■ ACTIVITY
Each record is to be copied exactly as written.

■ DATASET EXCERPTS
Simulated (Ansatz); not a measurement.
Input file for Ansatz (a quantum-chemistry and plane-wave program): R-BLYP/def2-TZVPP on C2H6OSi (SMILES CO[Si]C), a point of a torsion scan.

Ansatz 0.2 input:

■ RESULT
Simulated (Ansatz); not a measurement.
Input file for Ansatz (a quantum-chemistry and plane-wave program): R-BLYP/def2-TZVPP on C2H6OSi (SMILES CO[Si]C), a point of a torsion scan.

Ansatz 0.2 input:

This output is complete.